### RECORDED DATA:
——
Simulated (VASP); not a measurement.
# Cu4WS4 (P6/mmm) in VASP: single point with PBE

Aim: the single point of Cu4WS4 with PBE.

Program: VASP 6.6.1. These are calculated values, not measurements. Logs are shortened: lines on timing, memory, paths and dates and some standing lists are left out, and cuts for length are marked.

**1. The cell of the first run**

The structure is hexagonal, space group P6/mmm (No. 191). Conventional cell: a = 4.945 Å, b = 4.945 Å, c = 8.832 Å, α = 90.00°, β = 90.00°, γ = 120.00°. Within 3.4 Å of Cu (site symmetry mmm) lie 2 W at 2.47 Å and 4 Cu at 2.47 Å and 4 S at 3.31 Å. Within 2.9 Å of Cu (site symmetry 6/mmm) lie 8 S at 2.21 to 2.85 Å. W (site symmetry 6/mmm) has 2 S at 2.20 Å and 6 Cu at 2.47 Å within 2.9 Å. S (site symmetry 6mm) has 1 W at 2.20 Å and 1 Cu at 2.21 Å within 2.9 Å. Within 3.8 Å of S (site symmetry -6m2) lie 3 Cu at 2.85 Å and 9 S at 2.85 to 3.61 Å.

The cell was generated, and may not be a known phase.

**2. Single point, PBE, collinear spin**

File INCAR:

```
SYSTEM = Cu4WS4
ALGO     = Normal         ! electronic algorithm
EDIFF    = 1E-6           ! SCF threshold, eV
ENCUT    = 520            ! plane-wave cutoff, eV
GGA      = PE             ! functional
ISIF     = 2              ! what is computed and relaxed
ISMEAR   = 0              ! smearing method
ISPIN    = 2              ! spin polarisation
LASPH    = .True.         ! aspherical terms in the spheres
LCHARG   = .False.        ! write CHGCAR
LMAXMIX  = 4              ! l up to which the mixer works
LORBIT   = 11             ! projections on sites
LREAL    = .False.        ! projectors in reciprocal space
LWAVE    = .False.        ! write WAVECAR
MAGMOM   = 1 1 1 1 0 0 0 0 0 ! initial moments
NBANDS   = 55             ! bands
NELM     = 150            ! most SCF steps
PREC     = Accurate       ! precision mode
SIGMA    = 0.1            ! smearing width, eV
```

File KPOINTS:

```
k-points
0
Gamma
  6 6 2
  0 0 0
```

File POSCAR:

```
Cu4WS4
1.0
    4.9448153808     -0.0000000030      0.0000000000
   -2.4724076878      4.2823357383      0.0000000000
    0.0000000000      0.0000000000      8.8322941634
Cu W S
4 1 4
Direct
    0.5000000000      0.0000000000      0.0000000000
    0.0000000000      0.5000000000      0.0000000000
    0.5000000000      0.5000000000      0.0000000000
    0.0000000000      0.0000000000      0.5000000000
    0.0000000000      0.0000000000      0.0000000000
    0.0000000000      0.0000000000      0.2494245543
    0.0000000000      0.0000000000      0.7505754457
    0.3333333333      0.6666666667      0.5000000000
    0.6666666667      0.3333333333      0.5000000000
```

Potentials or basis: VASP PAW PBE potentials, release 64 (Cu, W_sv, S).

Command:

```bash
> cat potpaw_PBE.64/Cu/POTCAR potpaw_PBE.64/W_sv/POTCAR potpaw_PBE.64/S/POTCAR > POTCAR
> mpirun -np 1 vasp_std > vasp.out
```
——

### REQUIREMENT:
The required output is the exact run of lines from the beginning of the listing above to the line that contains "The cell was", inclusive of both.

### ANSWER AREA:
Simulated (VASP); not a measurement.
# Cu4WS4 (P6/mmm) in VASP: single point with PBE

Aim: the single point of Cu4WS4 with PBE.

Program: VASP 6.6.1. These are calculated values, not measurements. Logs are shortened: lines on timing, memory, paths and dates and some standing lists are left out, and cuts for length are marked.

**1. The cell of the first run**

The structure is hexagonal, space group P6/mmm (No. 191). Conventional cell: a = 4.945 Å, b = 4.945 Å, c = 8.832 Å, α = 90.00°, β = 90.00°, γ = 120.00°. Within 3.4 Å of Cu (site symmetry mmm) lie 2 W at 2.47 Å and 4 Cu at 2.47 Å and 4 S at 3.31 Å. Within 2.9 Å of Cu (site symmetry 6/mmm) lie 8 S at 2.21 to 2.85 Å. W (site symmetry 6/mmm) has 2 S at 2.20 Å and 6 Cu at 2.47 Å within 2.9 Å. S (site symmetry 6mm) has 1 W at 2.20 Å and 1 Cu at 2.21 Å within 2.9 Å. Within 3.8 Å of S (site symmetry -6m2) lie 3 Cu at 2.85 Å and 9 S at 2.85 to 3.61 Å.

The cell was generated, and may not be a known phase.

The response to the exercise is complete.